* Assigned task
All that should be output is the block of lines below from the line with "Empirical pseudopotential in" to the line with "0.031000 | Ry |", both included, exactly as written.

--- START ---
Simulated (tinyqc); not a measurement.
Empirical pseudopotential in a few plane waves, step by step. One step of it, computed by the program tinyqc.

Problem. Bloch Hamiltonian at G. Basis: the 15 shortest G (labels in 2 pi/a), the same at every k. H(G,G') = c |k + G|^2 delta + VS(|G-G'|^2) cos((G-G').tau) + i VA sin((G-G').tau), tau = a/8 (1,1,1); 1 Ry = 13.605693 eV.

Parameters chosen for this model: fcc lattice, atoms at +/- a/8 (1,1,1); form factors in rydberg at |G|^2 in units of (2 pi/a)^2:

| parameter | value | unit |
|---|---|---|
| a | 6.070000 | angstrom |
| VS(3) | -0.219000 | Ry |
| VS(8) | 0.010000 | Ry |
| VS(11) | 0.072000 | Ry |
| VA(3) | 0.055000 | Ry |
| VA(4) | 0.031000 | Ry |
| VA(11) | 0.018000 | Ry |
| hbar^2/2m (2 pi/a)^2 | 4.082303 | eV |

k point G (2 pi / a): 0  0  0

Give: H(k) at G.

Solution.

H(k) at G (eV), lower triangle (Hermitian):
--- END ---

* Answer area
Empirical pseudopotential in a few plane waves, step by step. One step of it, computed by the program tinyqc.

Problem. Bloch Hamiltonian at G. Basis: the 15 shortest G (labels in 2 pi/a), the same at every k. H(G,G') = c |k + G|^2 delta + VS(|G-G'|^2) cos((G-G').tau) + i VA sin((G-G').tau), tau = a/8 (1,1,1); 1 Ry = 13.605693 eV.

Parameters chosen for this model: fcc lattice, atoms at +/- a/8 (1,1,1); form factors in rydberg at |G|^2 in units of (2 pi/a)^2:

| parameter | value | unit |
|---|---|---|
| a | 6.070000 | angstrom |
| VS(3) | -0.219000 | Ry |
| VS(8) | 0.010000 | Ry |
| VS(11) | 0.072000 | Ry |
| VA(3) | 0.055000 | Ry |
| VA(4) | 0.031000 | Ry |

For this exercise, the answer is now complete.